ACTION ITEM: From the first line to the last, write out the records exactly.

RAW DATA:
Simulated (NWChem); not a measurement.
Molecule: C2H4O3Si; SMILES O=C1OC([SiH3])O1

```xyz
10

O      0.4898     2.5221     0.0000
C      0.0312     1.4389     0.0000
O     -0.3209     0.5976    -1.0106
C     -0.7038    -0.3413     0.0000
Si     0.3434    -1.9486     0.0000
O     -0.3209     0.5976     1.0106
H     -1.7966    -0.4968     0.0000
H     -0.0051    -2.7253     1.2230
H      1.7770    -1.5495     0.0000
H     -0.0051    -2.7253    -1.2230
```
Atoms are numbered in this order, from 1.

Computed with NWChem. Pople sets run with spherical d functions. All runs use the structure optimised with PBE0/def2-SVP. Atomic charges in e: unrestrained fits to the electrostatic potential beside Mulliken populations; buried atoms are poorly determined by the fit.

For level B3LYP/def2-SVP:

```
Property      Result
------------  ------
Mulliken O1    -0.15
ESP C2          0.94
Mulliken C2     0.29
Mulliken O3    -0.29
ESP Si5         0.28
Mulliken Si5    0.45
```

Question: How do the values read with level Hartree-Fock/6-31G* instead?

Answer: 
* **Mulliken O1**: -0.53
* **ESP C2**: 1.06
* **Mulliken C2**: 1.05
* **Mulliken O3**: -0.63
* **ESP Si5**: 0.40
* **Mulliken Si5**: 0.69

WRITTEN ANSWER:
Simulated (NWChem); not a measurement.
Molecule: C2H4O3Si; SMILES O=C1OC([SiH3])O1

```xyz
10

O      0.4898     2.5221     0.0000
C      0.0312     1.4389     0.0000
O     -0.3209     0.5976    -1.0106
C     -0.7038    -0.3413     0.0000
Si     0.3434    -1.9486     0.0000
O     -0.3209     0.5976     1.0106
H     -1.7966    -0.4968     0.0000
H     -0.0051    -2.7253     1.2230
H      1.7770    -1.5495     0.0000
H     -0.0051    -2.7253    -1.2230
```
Atoms are numbered in this order, from 1.

Computed with NWChem. Pople sets run with spherical d functions. All runs use the structure optimised with PBE0/def2-SVP. Atomic charges in e: unrestrained fits to the electrostatic potential beside Mulliken populations; buried atoms are poorly determined by the fit.

For level B3LYP/def2-SVP:

```
Property      Result
------------  ------
Mulliken O1    -0.15
ESP C2          0.94
Mulliken C2     0.29
Mulliken O3    -0.29
ESP Si5         0.28
Mulliken Si5    0.45
```

Question: How do the values read with level Hartree-Fock/6-31G* instead?

Answer: 
* **Mulliken O1**: -0.53
* **ESP C2**: 1.06
* **Mulliken C2**: 1.05
* **Mulliken O3**: -0.63
* **ESP Si5**: 0.40
* **Mulliken Si5**: 0.69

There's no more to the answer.